Action item: Set every entry down again exactly, omitting none.

Extracted data:
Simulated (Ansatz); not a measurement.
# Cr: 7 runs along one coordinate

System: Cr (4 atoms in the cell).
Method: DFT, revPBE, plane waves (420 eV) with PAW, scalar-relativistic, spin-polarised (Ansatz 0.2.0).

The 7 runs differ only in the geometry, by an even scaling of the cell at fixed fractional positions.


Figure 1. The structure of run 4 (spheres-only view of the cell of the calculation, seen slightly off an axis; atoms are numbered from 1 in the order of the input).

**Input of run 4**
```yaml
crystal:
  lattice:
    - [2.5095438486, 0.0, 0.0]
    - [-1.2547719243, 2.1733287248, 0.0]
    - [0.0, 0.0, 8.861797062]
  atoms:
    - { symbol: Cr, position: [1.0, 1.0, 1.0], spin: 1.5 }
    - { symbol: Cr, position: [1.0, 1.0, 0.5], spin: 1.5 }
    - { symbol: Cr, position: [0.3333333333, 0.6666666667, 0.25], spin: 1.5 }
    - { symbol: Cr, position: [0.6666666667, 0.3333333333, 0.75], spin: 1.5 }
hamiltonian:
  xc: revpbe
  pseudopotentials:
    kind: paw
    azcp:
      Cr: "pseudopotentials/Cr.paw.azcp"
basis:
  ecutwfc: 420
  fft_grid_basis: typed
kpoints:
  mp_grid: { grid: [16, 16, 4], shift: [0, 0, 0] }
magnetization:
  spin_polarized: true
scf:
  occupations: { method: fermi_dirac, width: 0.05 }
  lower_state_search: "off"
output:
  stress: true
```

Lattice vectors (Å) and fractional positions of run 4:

Exercise answer:
Simulated (Ansatz); not a measurement.
# Cr: 7 runs along one coordinate

System: Cr (4 atoms in the cell).
Method: DFT, revPBE, plane waves (420 eV) with PAW, scalar-relativistic, spin-polarised (Ansatz 0.2.0).

The 7 runs differ only in the geometry, by an even scaling of the cell at fixed fractional positions.


Figure 1. The structure of run 4 (spheres-only view of the cell of the calculation, seen slightly off an axis; atoms are numbered from 1 in the order of the input).

**Input of run 4**
```yaml
crystal:
  lattice:
    - [2.5095438486, 0.0, 0.0]
    - [-1.2547719243, 2.1733287248, 0.0]
    - [0.0, 0.0, 8.861797062]
  atoms:
    - { symbol: Cr, position: [1.0, 1.0, 1.0], spin: 1.5 }
    - { symbol: Cr, position: [1.0, 1.0, 0.5], spin: 1.5 }
    - { symbol: Cr, position: [0.3333333333, 0.6666666667, 0.25], spin: 1.5 }
    - { symbol: Cr, position: [0.6666666667, 0.3333333333, 0.75], spin: 1.5 }
hamiltonian:
  xc: revpbe
  pseudopotentials:
    kind: paw
    azcp:
      Cr: "pseudopotentials/Cr.paw.azcp"
basis:
  ecutwfc: 420
  fft_grid_basis: typed
kpoints:
  mp_grid: { grid: [16, 16, 4], shift: [0, 0, 0] }
magnetization:
  spin_polarized: true
scf:
  occupations: { method: fermi_dirac, width: 0.05 }
  lower_state_search: "off"
output:
  stress: true
```

Lattice vectors (Å) and fractional positions of run 4:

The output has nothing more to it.